DATA SECTION >>
[Start of Attachment]
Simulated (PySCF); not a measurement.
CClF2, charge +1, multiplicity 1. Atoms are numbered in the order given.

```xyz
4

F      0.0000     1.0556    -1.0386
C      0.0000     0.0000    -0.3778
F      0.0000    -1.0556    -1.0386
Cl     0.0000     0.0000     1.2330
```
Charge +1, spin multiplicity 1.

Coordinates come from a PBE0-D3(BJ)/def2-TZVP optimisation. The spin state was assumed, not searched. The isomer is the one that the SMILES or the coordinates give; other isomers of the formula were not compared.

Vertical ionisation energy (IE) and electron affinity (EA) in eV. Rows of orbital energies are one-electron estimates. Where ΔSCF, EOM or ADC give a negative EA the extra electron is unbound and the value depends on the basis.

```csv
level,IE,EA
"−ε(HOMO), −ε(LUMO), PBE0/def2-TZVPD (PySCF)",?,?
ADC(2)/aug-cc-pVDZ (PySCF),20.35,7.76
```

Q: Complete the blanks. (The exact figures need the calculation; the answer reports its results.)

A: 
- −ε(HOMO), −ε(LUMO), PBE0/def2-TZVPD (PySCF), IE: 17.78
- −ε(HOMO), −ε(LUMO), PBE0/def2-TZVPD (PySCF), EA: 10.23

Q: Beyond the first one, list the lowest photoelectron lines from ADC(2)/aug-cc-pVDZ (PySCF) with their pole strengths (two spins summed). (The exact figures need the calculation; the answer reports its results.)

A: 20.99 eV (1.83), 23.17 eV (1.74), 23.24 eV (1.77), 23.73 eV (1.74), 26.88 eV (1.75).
[End of Attachment]

ACTION ITEM >>
Could you reproduce exactly the lines of the entries above, from the one with "Q: Complete the" through the one with "Q: Beyond the", and nothing else?

RESPONSE AREA >>
Q: Complete the blanks. (The exact figures need the calculation; the answer reports its results.)

A: 
- −ε(HOMO), −ε(LUMO), PBE0/def2-TZVPD (PySCF), IE: 17.78
- −ε(HOMO), −ε(LUMO), PBE0/def2-TZVPD (PySCF), EA: 10.23

Q: Beyond the first one, list the lowest photoelectron lines from ADC(2)/aug-cc-pVDZ (PySCF) with their pole strengths (two spins summed). (The exact figures need the calculation; the answer reports its results.)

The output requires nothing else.